*Action item*: Up to and including the line with "Change from the", return every line from the start of the entries below exactly.

————

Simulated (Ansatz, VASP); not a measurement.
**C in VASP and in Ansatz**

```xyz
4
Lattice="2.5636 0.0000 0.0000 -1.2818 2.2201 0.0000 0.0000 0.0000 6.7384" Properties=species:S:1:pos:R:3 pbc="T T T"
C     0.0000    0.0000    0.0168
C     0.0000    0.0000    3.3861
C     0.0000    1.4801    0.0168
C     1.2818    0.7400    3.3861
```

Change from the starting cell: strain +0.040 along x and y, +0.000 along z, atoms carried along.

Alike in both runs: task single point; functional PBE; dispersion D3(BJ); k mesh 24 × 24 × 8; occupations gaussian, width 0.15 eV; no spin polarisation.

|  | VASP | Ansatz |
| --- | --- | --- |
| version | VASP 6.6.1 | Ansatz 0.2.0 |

————

*Exercise answer*:
Simulated (Ansatz, VASP); not a measurement.
**C in VASP and in Ansatz**

```xyz
4
Lattice="2.5636 0.0000 0.0000 -1.2818 2.2201 0.0000 0.0000 0.0000 6.7384" Properties=species:S:1:pos:R:3 pbc="T T T"
C     0.0000    0.0000    0.0168
C     0.0000    0.0000    3.3861
C     0.0000    1.4801    0.0168
C     1.2818    0.7400    3.3861
```

Change from the starting cell: strain +0.040 along x and y, +0.000 along z, atoms carried along.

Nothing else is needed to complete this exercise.